Work task: Set out exactly every line of the entries below, starting at the line that holds "Computed with CoolProp" and stopping after the line that holds "The largest gap".

■ ■ ■ ■

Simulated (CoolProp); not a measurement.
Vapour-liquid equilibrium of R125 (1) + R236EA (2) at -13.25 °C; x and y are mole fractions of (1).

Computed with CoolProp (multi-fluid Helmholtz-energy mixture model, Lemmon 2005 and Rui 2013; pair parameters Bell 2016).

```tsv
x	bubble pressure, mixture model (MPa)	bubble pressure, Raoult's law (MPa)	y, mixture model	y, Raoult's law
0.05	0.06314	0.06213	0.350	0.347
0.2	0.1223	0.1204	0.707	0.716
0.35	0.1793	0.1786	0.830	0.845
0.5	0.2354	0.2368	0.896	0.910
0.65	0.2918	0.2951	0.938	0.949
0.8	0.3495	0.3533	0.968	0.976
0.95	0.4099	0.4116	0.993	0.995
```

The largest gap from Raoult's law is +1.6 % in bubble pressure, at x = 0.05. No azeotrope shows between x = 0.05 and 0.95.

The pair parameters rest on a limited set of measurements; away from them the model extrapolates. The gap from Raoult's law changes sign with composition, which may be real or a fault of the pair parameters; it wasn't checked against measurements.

■ ■ ■ ■

Response box:
Computed with CoolProp (multi-fluid Helmholtz-energy mixture model, Lemmon 2005 and Rui 2013; pair parameters Bell 2016).

```tsv
x	bubble pressure, mixture model (MPa)	bubble pressure, Raoult's law (MPa)	y, mixture model	y, Raoult's law
0.05	0.06314	0.06213	0.350	0.347
0.2	0.1223	0.1204	0.707	0.716
0.35	0.1793	0.1786	0.830	0.845
0.5	0.2354	0.2368	0.896	0.910
0.65	0.2918	0.2951	0.938	0.949
0.8	0.3495	0.3533	0.968	0.976
0.95	0.4099	0.4116	0.993	0.995
```

The largest gap from Raoult's law is +1.6 % in bubble pressure, at x = 0.05. No azeotrope shows between x = 0.05 and 0.95.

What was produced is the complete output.